## WORK INSTRUCTION
Down to the last line, set the entries down again exactly.

## ENTRIES PROVIDED
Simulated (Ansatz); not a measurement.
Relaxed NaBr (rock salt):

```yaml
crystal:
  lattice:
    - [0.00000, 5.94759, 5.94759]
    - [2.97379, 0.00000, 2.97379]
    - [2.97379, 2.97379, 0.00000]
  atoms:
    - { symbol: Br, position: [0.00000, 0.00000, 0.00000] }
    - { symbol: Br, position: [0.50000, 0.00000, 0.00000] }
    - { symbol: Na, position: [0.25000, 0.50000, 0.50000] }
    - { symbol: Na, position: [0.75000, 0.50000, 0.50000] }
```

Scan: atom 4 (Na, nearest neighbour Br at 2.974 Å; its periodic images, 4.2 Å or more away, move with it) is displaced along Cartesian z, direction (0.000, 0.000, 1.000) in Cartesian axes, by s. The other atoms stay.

## WORKED SOLUTION
Simulated (Ansatz); not a measurement.
Relaxed NaBr (rock salt):

```yaml
crystal:
  lattice:
    - [0.00000, 5.94759, 5.94759]
    - [2.97379, 0.00000, 2.97379]
    - [2.97379, 2.97379, 0.00000]
  atoms:
    - { symbol: Br, position: [0.00000, 0.00000, 0.00000] }
    - { symbol: Br, position: [0.50000, 0.00000, 0.00000] }
    - { symbol: Na, position: [0.25000, 0.50000, 0.50000] }
    - { symbol: Na, position: [0.75000, 0.50000, 0.50000] }
```

Scan: atom 4 (Na, nearest neighbour Br at 2.974 Å; its periodic images, 4.2 Å or more away, move with it) is displaced along Cartesian z, direction (0.000, 0.000, 1.000) in Cartesian axes, by s. The other atoms stay.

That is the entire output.